- Dataset entries
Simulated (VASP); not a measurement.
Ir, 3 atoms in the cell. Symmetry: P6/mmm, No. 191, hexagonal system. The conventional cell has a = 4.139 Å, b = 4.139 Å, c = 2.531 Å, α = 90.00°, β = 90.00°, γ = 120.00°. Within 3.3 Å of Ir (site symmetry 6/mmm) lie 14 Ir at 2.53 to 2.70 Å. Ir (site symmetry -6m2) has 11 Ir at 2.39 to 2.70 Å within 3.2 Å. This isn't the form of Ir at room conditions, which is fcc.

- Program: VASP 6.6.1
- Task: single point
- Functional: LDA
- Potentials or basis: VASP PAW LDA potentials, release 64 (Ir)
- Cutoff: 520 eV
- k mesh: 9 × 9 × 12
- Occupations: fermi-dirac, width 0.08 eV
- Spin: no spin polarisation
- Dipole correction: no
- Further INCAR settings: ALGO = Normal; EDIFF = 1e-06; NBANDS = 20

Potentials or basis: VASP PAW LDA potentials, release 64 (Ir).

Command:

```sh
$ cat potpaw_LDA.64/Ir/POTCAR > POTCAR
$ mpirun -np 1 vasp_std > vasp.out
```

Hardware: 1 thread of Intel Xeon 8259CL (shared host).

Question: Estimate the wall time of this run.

- Work instruction
All the data must be duplicated exactly, with nothing added or removed.

- Worked solution
Simulated (VASP); not a measurement.
Ir, 3 atoms in the cell. Symmetry: P6/mmm, No. 191, hexagonal system. The conventional cell has a = 4.139 Å, b = 4.139 Å, c = 2.531 Å, α = 90.00°, β = 90.00°, γ = 120.00°. Within 3.3 Å of Ir (site symmetry 6/mmm) lie 14 Ir at 2.53 to 2.70 Å. Ir (site symmetry -6m2) has 11 Ir at 2.39 to 2.70 Å within 3.2 Å. This isn't the form of Ir at room conditions, which is fcc.

- Program: VASP 6.6.1
- Task: single point
- Functional: LDA
- Potentials or basis: VASP PAW LDA potentials, release 64 (Ir)
- Cutoff: 520 eV
- k mesh: 9 × 9 × 12
- Occupations: fermi-dirac, width 0.08 eV
- Spin: no spin polarisation
- Dipole correction: no
- Further INCAR settings: ALGO = Normal; EDIFF = 1e-06; NBANDS = 20

Potentials or basis: VASP PAW LDA potentials, release 64 (Ir).

Command:

```sh
$ cat potpaw_LDA.64/Ir/POTCAR > POTCAR
$ mpirun -np 1 vasp_std > vasp.out
```

Hardware: 1 thread of Intel Xeon 8259CL (shared host).

Question: Estimate the wall time of this run.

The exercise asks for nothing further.